-*-*-

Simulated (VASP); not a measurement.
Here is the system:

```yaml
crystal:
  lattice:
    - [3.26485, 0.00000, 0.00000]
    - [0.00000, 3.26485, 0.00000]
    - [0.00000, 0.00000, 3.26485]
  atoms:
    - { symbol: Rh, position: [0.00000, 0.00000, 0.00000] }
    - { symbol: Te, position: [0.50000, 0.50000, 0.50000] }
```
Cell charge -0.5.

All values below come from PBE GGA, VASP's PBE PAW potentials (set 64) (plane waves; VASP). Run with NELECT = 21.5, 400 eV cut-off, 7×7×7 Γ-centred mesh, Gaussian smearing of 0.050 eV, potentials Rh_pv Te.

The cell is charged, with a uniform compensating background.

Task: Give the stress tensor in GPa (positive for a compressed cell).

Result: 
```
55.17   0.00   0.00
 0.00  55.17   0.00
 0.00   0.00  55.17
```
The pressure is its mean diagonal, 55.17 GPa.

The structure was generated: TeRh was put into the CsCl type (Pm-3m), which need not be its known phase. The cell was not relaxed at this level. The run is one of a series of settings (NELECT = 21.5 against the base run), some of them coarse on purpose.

-*-*-

## WORK ORDER
Only the lines from the opening of the material through the line with "The pressure is its mean diagonal, 55.17 GPa." should be echoed, exactly as written.

## RESPONSE
Simulated (VASP); not a measurement.
Here is the system:

```yaml
crystal:
  lattice:
    - [3.26485, 0.00000, 0.00000]
    - [0.00000, 3.26485, 0.00000]
    - [0.00000, 0.00000, 3.26485]
  atoms:
    - { symbol: Rh, position: [0.00000, 0.00000, 0.00000] }
    - { symbol: Te, position: [0.50000, 0.50000, 0.50000] }
```
Cell charge -0.5.

All values below come from PBE GGA, VASP's PBE PAW potentials (set 64) (plane waves; VASP). Run with NELECT = 21.5, 400 eV cut-off, 7×7×7 Γ-centred mesh, Gaussian smearing of 0.050 eV, potentials Rh_pv Te.

The cell is charged, with a uniform compensating background.

Task: Give the stress tensor in GPa (positive for a compressed cell).

Result: 
```
55.17   0.00   0.00
 0.00  55.17   0.00
 0.00   0.00  55.17
```
The pressure is its mean diagonal, 55.17 GPa.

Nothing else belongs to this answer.